[Start of section]

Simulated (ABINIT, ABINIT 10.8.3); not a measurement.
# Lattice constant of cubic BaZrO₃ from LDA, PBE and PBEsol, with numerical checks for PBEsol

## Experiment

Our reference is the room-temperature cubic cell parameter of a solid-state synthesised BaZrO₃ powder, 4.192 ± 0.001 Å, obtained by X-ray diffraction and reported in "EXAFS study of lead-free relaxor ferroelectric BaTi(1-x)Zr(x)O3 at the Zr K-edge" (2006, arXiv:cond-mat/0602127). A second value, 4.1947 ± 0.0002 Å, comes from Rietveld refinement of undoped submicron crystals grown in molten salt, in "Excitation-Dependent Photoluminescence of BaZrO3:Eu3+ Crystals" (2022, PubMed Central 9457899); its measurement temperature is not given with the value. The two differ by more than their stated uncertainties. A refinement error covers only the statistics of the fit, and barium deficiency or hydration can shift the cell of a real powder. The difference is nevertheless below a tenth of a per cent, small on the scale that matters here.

[End of section]

[ASSIGNMENT]: Return all of the material exactly as written, from the first line through the last.

[WRITTEN SOLUTION]:
Simulated (ABINIT, ABINIT 10.8.3); not a measurement.
# Lattice constant of cubic BaZrO₃ from LDA, PBE and PBEsol, with numerical checks for PBEsol

## Experiment

Our reference is the room-temperature cubic cell parameter of a solid-state synthesised BaZrO₃ powder, 4.192 ± 0.001 Å, obtained by X-ray diffraction and reported in "EXAFS study of lead-free relaxor ferroelectric BaTi(1-x)Zr(x)O3 at the Zr K-edge" (2006, arXiv:cond-mat/0602127). A second value, 4.1947 ± 0.0002 Å, comes from Rietveld refinement of undoped submicron crystals grown in molten salt, in "Excitation-Dependent Photoluminescence of BaZrO3:Eu3+ Crystals" (2022, PubMed Central 9457899); its measurement temperature is not given with the value. The two differ by more than their stated uncertainties. A refinement error covers only the statistics of the fit, and barium deficiency or hydration can shift the cell of a real powder. The difference is nevertheless below a tenth of a per cent, small on the scale that matters here.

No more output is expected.